# Action item:
An exact copy of the whole listing is required.

# Data excerpts:
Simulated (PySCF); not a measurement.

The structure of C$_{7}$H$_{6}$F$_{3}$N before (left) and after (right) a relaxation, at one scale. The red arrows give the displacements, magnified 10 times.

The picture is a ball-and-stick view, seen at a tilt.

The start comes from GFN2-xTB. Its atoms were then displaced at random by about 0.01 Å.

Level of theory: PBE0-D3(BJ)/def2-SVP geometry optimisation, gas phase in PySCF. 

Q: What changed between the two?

# Exercise solution:
Simulated (PySCF); not a measurement.

The structure of C$_{7}$H$_{6}$F$_{3}$N before (left) and after (right) a relaxation, at one scale. The red arrows give the displacements, magnified 10 times.

The picture is a ball-and-stick view, seen at a tilt.

The start comes from GFN2-xTB. Its atoms were then displaced at random by about 0.01 Å.

Level of theory: PBE0-D3(BJ)/def2-SVP geometry optimisation, gas phase in PySCF. 

Q: What changed between the two?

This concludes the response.